Dataset extract ->
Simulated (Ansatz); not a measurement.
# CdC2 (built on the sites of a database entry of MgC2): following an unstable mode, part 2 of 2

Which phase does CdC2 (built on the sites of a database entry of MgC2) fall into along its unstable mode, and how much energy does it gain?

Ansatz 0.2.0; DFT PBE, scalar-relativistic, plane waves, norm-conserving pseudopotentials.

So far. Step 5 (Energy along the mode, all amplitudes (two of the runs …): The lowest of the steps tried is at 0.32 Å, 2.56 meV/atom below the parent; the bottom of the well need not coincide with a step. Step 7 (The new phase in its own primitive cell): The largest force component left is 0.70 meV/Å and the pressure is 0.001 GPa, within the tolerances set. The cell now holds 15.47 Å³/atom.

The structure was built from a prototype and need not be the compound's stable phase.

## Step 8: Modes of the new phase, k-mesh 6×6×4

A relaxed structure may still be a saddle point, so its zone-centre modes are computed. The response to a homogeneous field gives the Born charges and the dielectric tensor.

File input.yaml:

Work item -> With every line intact, reproduce the listing verbatim.

Answer box ->
Simulated (Ansatz); not a measurement.
# CdC2 (built on the sites of a database entry of MgC2): following an unstable mode, part 2 of 2

Which phase does CdC2 (built on the sites of a database entry of MgC2) fall into along its unstable mode, and how much energy does it gain?

Ansatz 0.2.0; DFT PBE, scalar-relativistic, plane waves, norm-conserving pseudopotentials.

So far. Step 5 (Energy along the mode, all amplitudes (two of the runs …): The lowest of the steps tried is at 0.32 Å, 2.56 meV/atom below the parent; the bottom of the well need not coincide with a step. Step 7 (The new phase in its own primitive cell): The largest force component left is 0.70 meV/Å and the pressure is 0.001 GPa, within the tolerances set. The cell now holds 15.47 Å³/atom.

The structure was built from a prototype and need not be the compound's stable phase.

## Step 8: Modes of the new phase, k-mesh 6×6×4

A relaxed structure may still be a saddle point, so its zone-centre modes are computed. The response to a homogeneous field gives the Born charges and the dielectric tensor.

File input.yaml:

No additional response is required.